_ACTIVITY:_
Each line of the material below should be reproduced exactly.

DATASET START

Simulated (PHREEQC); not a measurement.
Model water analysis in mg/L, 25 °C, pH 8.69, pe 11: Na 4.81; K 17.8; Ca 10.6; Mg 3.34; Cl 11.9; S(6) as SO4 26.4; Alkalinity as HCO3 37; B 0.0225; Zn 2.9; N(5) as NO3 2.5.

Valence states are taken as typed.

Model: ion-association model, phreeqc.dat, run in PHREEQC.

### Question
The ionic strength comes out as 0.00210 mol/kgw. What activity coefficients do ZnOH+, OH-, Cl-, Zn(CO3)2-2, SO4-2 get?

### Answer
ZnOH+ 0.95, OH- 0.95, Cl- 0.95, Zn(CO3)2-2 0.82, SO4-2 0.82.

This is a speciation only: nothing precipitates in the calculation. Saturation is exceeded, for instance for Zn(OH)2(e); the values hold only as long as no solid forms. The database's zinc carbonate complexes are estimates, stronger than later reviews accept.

DATASET END

_TASK RESPONSE:_
Simulated (PHREEQC); not a measurement.
Model water analysis in mg/L, 25 °C, pH 8.69, pe 11: Na 4.81; K 17.8; Ca 10.6; Mg 3.34; Cl 11.9; S(6) as SO4 26.4; Alkalinity as HCO3 37; B 0.0225; Zn 2.9; N(5) as NO3 2.5.

Valence states are taken as typed.

Model: ion-association model, phreeqc.dat, run in PHREEQC.

### Question
The ionic strength comes out as 0.00210 mol/kgw. What activity coefficients do ZnOH+, OH-, Cl-, Zn(CO3)2-2, SO4-2 get?

### Answer
ZnOH+ 0.95, OH- 0.95, Cl- 0.95, Zn(CO3)2-2 0.82, SO4-2 0.82.

This is a speciation only: nothing precipitates in the calculation. Saturation is exceeded, for instance for Zn(OH)2(e); the values hold only as long as no solid forms. The database's zinc carbonate complexes are estimates, stronger than later reviews accept.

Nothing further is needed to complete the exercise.